Data listing:
________________________

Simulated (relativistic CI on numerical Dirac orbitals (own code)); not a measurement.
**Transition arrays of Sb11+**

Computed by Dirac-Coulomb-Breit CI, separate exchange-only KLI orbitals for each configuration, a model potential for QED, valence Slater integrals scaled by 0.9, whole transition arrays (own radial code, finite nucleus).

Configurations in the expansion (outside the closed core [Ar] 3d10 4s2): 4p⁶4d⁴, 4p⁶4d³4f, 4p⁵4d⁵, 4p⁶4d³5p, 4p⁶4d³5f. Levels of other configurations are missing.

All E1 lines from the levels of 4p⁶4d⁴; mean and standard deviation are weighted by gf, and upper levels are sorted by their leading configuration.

________________________

Work task:
Would you output every line of the listing exactly as given?

Exercise output:
Simulated (relativistic CI on numerical Dirac orbitals (own code)); not a measurement.
**Transition arrays of Sb11+**

Computed by Dirac-Coulomb-Breit CI, separate exchange-only KLI orbitals for each configuration, a model potential for QED, valence Slater integrals scaled by 0.9, whole transition arrays (own radial code, finite nucleus).

Configurations in the expansion (outside the closed core [Ar] 3d10 4s2): 4p⁶4d⁴, 4p⁶4d³4f, 4p⁵4d⁵, 4p⁶4d³5p, 4p⁶4d³5f. Levels of other configurations are missing.

All E1 lines from the levels of 4p⁶4d⁴; mean and standard deviation are weighted by gf, and upper levels are sorted by their leading configuration.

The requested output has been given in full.